*Exercise*: Output the whole listing below. Keep it exact.

*Data section*:
◆ ◆ ◆ ◆
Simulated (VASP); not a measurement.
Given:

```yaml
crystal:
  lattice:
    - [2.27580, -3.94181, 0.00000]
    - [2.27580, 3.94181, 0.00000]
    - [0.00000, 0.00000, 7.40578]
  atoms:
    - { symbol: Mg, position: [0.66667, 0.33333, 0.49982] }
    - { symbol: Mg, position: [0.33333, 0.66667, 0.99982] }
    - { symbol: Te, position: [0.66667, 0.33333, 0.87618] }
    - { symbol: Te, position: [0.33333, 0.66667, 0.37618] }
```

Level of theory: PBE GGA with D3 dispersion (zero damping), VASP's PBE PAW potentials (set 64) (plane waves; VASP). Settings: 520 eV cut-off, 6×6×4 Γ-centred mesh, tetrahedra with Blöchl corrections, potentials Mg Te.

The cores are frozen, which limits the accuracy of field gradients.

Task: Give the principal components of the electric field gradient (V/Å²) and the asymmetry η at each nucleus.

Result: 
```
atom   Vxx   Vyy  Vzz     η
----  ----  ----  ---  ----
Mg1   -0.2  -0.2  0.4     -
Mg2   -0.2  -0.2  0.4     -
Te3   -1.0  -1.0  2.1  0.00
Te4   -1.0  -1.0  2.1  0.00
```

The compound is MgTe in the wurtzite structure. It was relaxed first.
◆ ◆ ◆ ◆

*Exercise output*:
Simulated (VASP); not a measurement.
Given:

```yaml
crystal:
  lattice:
    - [2.27580, -3.94181, 0.00000]
    - [2.27580, 3.94181, 0.00000]
    - [0.00000, 0.00000, 7.40578]
  atoms:
    - { symbol: Mg, position: [0.66667, 0.33333, 0.49982] }
    - { symbol: Mg, position: [0.33333, 0.66667, 0.99982] }
    - { symbol: Te, position: [0.66667, 0.33333, 0.87618] }
    - { symbol: Te, position: [0.33333, 0.66667, 0.37618] }
```

Level of theory: PBE GGA with D3 dispersion (zero damping), VASP's PBE PAW potentials (set 64) (plane waves; VASP). Settings: 520 eV cut-off, 6×6×4 Γ-centred mesh, tetrahedra with Blöchl corrections, potentials Mg Te.

The cores are frozen, which limits the accuracy of field gradients.

Task: Give the principal components of the electric field gradient (V/Å²) and the asymmetry η at each nucleus.

Result: 
```
atom   Vxx   Vyy  Vzz     η
----  ----  ----  ---  ----
Mg1   -0.2  -0.2  0.4     -
Mg2   -0.2  -0.2  0.4     -
Te3   -1.0  -1.0  2.1  0.00
Te4   -1.0  -1.0  2.1  0.00
```

The compound is MgTe in the wurtzite structure. It was relaxed first.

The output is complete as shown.